==================================================

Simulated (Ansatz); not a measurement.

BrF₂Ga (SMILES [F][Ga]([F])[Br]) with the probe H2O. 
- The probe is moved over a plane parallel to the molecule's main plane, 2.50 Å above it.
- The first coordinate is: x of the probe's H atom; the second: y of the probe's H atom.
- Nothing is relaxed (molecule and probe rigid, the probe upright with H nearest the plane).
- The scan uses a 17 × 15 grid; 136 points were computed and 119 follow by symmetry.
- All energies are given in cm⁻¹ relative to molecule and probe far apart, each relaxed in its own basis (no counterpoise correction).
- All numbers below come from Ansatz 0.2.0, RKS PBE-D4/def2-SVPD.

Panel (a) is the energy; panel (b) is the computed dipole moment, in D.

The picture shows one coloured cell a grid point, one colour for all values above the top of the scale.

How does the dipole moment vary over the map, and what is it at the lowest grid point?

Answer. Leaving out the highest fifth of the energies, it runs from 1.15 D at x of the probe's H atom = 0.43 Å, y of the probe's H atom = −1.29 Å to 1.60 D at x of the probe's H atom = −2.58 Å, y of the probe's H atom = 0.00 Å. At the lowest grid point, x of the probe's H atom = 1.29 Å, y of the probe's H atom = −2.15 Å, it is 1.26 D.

==================================================

Reproduce exactly, and only, the part of the listing above that begins at the line with "- The probe" and goes on through the line with "How does the".

--- Answer box ---
- The probe is moved over a plane parallel to the molecule's main plane, 2.50 Å above it.
- The first coordinate is: x of the probe's H atom; the second: y of the probe's H atom.
- Nothing is relaxed (molecule and probe rigid, the probe upright with H nearest the plane).
- The scan uses a 17 × 15 grid; 136 points were computed and 119 follow by symmetry.
- All energies are given in cm⁻¹ relative to molecule and probe far apart, each relaxed in its own basis (no counterpoise correction).
- All numbers below come from Ansatz 0.2.0, RKS PBE-D4/def2-SVPD.

Panel (a) is the energy; panel (b) is the computed dipole moment, in D.

The picture shows one coloured cell a grid point, one colour for all values above the top of the scale.

How does the dipole moment vary over the map, and what is it at the lowest grid point?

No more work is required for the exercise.